WORK REQUEST:
Take the material below and restate it word for word, stopping after the line in which "Task: What is" occurs.

DATA SHOWN:
== Segment start ==
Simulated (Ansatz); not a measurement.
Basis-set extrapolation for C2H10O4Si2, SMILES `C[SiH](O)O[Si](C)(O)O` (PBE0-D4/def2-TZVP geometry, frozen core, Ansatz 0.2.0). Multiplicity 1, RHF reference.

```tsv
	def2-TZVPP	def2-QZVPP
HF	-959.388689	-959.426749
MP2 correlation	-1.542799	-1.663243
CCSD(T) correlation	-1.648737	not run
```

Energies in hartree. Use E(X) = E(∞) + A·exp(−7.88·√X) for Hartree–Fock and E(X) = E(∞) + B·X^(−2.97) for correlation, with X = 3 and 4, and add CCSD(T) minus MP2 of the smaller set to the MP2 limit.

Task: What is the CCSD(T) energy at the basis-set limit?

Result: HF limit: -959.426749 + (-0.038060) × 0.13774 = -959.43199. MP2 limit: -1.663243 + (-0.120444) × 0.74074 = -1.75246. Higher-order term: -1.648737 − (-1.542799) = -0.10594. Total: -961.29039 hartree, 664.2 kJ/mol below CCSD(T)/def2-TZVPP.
== Segment end ==

WRITTEN ANSWER:
Simulated (Ansatz); not a measurement.
Basis-set extrapolation for C2H10O4Si2, SMILES `C[SiH](O)O[Si](C)(O)O` (PBE0-D4/def2-TZVP geometry, frozen core, Ansatz 0.2.0). Multiplicity 1, RHF reference.

```tsv
	def2-TZVPP	def2-QZVPP
HF	-959.388689	-959.426749
MP2 correlation	-1.542799	-1.663243
CCSD(T) correlation	-1.648737	not run
```

Energies in hartree. Use E(X) = E(∞) + A·exp(−7.88·√X) for Hartree–Fock and E(X) = E(∞) + B·X^(−2.97) for correlation, with X = 3 and 4, and add CCSD(T) minus MP2 of the smaller set to the MP2 limit.

Task: What is the CCSD(T) energy at the basis-set limit?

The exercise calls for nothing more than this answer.